(DATA UNDER STUDY begins)

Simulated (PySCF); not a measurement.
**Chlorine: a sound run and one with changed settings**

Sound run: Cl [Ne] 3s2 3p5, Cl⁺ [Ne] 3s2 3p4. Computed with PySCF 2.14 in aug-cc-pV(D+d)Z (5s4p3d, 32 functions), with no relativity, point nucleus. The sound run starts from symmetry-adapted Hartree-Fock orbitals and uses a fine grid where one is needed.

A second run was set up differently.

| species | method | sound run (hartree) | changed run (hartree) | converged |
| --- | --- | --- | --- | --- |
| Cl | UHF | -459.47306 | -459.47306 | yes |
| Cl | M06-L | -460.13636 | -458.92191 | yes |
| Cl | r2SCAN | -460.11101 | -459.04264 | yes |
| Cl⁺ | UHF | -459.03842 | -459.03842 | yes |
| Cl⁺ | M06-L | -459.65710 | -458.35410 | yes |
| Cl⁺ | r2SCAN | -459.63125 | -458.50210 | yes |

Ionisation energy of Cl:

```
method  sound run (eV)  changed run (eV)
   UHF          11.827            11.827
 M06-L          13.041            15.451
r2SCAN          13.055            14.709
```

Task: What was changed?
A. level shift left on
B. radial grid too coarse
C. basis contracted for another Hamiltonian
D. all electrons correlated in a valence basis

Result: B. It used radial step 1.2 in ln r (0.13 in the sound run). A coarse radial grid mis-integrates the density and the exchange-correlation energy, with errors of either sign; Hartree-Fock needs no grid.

(DATA UNDER STUDY ends)

◆ ASSIGNMENT:
Restate verbatim the first line above and all lines after it through the line containing "D. all electrons"; omit the rest.

◆ WRITTEN SOLUTION:
Simulated (PySCF); not a measurement.
**Chlorine: a sound run and one with changed settings**

Sound run: Cl [Ne] 3s2 3p5, Cl⁺ [Ne] 3s2 3p4. Computed with PySCF 2.14 in aug-cc-pV(D+d)Z (5s4p3d, 32 functions), with no relativity, point nucleus. The sound run starts from symmetry-adapted Hartree-Fock orbitals and uses a fine grid where one is needed.

A second run was set up differently.

| species | method | sound run (hartree) | changed run (hartree) | converged |
| --- | --- | --- | --- | --- |
| Cl | UHF | -459.47306 | -459.47306 | yes |
| Cl | M06-L | -460.13636 | -458.92191 | yes |
| Cl | r2SCAN | -460.11101 | -459.04264 | yes |
| Cl⁺ | UHF | -459.03842 | -459.03842 | yes |
| Cl⁺ | M06-L | -459.65710 | -458.35410 | yes |
| Cl⁺ | r2SCAN | -459.63125 | -458.50210 | yes |

Ionisation energy of Cl:

```
method  sound run (eV)  changed run (eV)
   UHF          11.827            11.827
 M06-L          13.041            15.451
r2SCAN          13.055            14.709
```

Task: What was changed?
A. level shift left on
B. radial grid too coarse
C. basis contracted for another Hamiltonian
D. all electrons correlated in a valence basis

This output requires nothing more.